--- Action item ---
Please reproduce the data in its entirety, word for word.

**********
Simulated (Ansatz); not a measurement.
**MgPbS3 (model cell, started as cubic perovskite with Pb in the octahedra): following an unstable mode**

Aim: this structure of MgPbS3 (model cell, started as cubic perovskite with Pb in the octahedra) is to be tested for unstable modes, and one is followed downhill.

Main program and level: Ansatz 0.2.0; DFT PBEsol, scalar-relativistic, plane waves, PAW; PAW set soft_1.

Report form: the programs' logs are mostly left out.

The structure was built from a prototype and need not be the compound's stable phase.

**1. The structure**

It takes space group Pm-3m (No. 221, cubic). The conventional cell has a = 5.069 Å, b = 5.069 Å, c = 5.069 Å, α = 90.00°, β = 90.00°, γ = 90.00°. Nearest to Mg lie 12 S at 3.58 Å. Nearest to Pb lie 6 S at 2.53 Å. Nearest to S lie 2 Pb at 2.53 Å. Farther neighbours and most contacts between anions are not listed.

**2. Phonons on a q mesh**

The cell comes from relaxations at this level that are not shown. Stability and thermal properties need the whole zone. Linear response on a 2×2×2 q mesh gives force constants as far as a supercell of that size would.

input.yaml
**********

--- Written reply ---
Simulated (Ansatz); not a measurement.
**MgPbS3 (model cell, started as cubic perovskite with Pb in the octahedra): following an unstable mode**

Aim: this structure of MgPbS3 (model cell, started as cubic perovskite with Pb in the octahedra) is to be tested for unstable modes, and one is followed downhill.

Main program and level: Ansatz 0.2.0; DFT PBEsol, scalar-relativistic, plane waves, PAW; PAW set soft_1.

Report form: the programs' logs are mostly left out.

The structure was built from a prototype and need not be the compound's stable phase.

**1. The structure**

It takes space group Pm-3m (No. 221, cubic). The conventional cell has a = 5.069 Å, b = 5.069 Å, c = 5.069 Å, α = 90.00°, β = 90.00°, γ = 90.00°. Nearest to Mg lie 12 S at 3.58 Å. Nearest to Pb lie 6 S at 2.53 Å. Nearest to S lie 2 Pb at 2.53 Å. Farther neighbours and most contacts between anions are not listed.

**2. Phonons on a q mesh**

The cell comes from relaxations at this level that are not shown. Stability and thermal properties need the whole zone. Linear response on a 2×2×2 q mesh gives force constants as far as a supercell of that size would.

input.yaml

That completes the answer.